Please return only the lines from the one holding "A first try" through the one holding "Numbers of over", exactly as they appear in the records below, both ends included.

--- DATA EXCERPTS Enclosed Below ---
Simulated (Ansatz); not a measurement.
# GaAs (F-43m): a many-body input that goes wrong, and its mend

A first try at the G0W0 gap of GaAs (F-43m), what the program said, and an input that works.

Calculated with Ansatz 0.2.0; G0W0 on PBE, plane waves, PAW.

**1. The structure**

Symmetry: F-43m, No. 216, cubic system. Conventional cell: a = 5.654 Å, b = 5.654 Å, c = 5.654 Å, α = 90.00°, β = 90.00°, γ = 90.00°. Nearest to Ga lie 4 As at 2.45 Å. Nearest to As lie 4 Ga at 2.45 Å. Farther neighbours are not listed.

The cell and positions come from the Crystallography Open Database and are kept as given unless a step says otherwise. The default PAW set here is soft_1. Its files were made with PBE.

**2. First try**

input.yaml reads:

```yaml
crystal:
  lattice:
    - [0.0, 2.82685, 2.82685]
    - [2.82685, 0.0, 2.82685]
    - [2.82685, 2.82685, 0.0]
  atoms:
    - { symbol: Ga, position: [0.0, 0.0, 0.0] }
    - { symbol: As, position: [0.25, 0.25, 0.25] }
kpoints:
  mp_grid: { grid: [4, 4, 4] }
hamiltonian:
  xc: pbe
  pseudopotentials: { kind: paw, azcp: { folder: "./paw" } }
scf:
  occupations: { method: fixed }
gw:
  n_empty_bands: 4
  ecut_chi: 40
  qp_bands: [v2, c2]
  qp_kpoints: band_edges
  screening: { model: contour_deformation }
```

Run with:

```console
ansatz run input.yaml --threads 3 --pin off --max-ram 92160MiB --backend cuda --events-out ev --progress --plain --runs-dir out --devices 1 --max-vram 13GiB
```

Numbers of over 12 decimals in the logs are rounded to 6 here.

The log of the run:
--- End of Enclosed DATA EXCERPTS ---

→ ANSWER SECTION:
A first try at the G0W0 gap of GaAs (F-43m), what the program said, and an input that works.

Calculated with Ansatz 0.2.0; G0W0 on PBE, plane waves, PAW.

**1. The structure**

Symmetry: F-43m, No. 216, cubic system. Conventional cell: a = 5.654 Å, b = 5.654 Å, c = 5.654 Å, α = 90.00°, β = 90.00°, γ = 90.00°. Nearest to Ga lie 4 As at 2.45 Å. Nearest to As lie 4 Ga at 2.45 Å. Farther neighbours are not listed.

The cell and positions come from the Crystallography Open Database and are kept as given unless a step says otherwise. The default PAW set here is soft_1. Its files were made with PBE.

**2. First try**

input.yaml reads:

```yaml
crystal:
  lattice:
    - [0.0, 2.82685, 2.82685]
    - [2.82685, 0.0, 2.82685]
    - [2.82685, 2.82685, 0.0]
  atoms:
    - { symbol: Ga, position: [0.0, 0.0, 0.0] }
    - { symbol: As, position: [0.25, 0.25, 0.25] }
kpoints:
  mp_grid: { grid: [4, 4, 4] }
hamiltonian:
  xc: pbe
  pseudopotentials: { kind: paw, azcp: { folder: "./paw" } }
scf:
  occupations: { method: fixed }
gw:
  n_empty_bands: 4
  ecut_chi: 40
  qp_bands: [v2, c2]
  qp_kpoints: band_edges
  screening: { model: contour_deformation }
```

Run with:

```console
ansatz run input.yaml --threads 3 --pin off --max-ram 92160MiB --backend cuda --events-out ev --progress --plain --runs-dir out --devices 1 --max-vram 13GiB
```

Numbers of over 12 decimals in the logs are rounded to 6 here.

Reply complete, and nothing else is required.